_ASSIGNED TASK_
Up to and including the line containing "- k mesh: 6 × 6 × 6", set down each line of the entries below exactly, starting from the first, and leave out the rest.

ENTRIES PROVIDED START

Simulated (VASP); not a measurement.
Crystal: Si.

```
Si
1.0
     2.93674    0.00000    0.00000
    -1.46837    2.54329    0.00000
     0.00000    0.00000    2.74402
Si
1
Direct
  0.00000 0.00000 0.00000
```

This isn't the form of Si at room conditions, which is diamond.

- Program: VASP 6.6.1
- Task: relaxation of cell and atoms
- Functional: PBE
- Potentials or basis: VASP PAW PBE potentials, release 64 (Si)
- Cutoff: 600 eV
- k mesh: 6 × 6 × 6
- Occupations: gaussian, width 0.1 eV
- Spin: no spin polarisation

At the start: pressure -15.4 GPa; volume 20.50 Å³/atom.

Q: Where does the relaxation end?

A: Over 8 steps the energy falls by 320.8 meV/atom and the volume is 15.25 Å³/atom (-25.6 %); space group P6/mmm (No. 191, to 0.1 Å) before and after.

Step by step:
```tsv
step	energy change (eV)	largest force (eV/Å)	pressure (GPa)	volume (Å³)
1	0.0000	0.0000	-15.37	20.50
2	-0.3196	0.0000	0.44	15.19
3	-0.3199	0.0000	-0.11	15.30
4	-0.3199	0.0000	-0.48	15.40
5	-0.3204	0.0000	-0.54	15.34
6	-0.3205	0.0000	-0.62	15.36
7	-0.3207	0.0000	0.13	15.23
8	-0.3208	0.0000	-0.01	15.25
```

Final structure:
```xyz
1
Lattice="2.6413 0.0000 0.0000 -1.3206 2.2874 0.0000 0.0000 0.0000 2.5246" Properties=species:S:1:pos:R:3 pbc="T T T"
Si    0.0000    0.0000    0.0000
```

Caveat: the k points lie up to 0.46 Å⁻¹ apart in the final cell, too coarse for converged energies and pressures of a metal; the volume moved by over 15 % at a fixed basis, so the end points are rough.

ENTRIES PROVIDED END

_EXERCISE RESPONSE_
Simulated (VASP); not a measurement.
Crystal: Si.

```
Si
1.0
     2.93674    0.00000    0.00000
    -1.46837    2.54329    0.00000
     0.00000    0.00000    2.74402
Si
1
Direct
  0.00000 0.00000 0.00000
```

This isn't the form of Si at room conditions, which is diamond.

- Program: VASP 6.6.1
- Task: relaxation of cell and atoms
- Functional: PBE
- Potentials or basis: VASP PAW PBE potentials, release 64 (Si)
- Cutoff: 600 eV
- k mesh: 6 × 6 × 6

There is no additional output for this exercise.